++++ EXCERPTED DATA

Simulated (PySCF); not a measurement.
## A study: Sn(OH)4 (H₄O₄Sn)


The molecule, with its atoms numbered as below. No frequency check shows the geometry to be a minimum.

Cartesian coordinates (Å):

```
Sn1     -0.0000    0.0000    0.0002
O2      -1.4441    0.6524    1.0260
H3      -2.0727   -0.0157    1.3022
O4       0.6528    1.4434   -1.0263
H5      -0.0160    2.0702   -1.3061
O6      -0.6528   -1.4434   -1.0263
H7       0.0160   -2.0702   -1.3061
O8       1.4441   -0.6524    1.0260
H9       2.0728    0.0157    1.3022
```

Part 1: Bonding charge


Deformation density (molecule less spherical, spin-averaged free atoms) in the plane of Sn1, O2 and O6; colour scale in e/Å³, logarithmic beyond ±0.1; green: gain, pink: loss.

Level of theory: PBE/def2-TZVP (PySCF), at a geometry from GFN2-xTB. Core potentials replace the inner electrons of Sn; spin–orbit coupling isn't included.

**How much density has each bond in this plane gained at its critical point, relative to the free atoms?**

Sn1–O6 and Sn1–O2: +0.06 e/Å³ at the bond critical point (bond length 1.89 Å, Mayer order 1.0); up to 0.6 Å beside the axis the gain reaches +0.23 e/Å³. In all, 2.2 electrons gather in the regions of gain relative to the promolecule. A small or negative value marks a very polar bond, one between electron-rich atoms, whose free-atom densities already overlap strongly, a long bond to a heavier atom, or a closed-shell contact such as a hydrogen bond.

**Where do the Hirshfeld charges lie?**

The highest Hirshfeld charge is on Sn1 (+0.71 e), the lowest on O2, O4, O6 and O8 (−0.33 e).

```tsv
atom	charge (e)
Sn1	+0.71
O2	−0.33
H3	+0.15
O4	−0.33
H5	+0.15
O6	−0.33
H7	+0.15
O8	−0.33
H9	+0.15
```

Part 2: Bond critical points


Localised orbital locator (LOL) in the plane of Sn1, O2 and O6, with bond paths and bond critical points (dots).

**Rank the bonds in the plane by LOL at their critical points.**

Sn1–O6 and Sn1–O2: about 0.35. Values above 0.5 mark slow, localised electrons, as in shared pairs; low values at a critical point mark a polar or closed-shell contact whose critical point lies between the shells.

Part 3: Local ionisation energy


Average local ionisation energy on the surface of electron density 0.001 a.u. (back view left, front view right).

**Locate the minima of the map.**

++++++++

EXERCISE —
From the entries above, restate word for word the lines from the line containing "the free atoms?**" to the line containing "Average local ionisation", both ends included, and nothing more.

TASK RESPONSE —
**How much density has each bond in this plane gained at its critical point, relative to the free atoms?**

Sn1–O6 and Sn1–O2: +0.06 e/Å³ at the bond critical point (bond length 1.89 Å, Mayer order 1.0); up to 0.6 Å beside the axis the gain reaches +0.23 e/Å³. In all, 2.2 electrons gather in the regions of gain relative to the promolecule. A small or negative value marks a very polar bond, one between electron-rich atoms, whose free-atom densities already overlap strongly, a long bond to a heavier atom, or a closed-shell contact such as a hydrogen bond.

**Where do the Hirshfeld charges lie?**

The highest Hirshfeld charge is on Sn1 (+0.71 e), the lowest on O2, O4, O6 and O8 (−0.33 e).

```tsv
atom	charge (e)
Sn1	+0.71
O2	−0.33
H3	+0.15
O4	−0.33
H5	+0.15
O6	−0.33
H7	+0.15
O8	−0.33
H9	+0.15
```

Part 2: Bond critical points


Localised orbital locator (LOL) in the plane of Sn1, O2 and O6, with bond paths and bond critical points (dots).

**Rank the bonds in the plane by LOL at their critical points.**

Sn1–O6 and Sn1–O2: about 0.35. Values above 0.5 mark slow, localised electrons, as in shared pairs; low values at a critical point mark a polar or closed-shell contact whose critical point lies between the shells.

Part 3: Local ionisation energy


Average local ionisation energy on the surface of electron density 0.001 a.u. (back view left, front view right).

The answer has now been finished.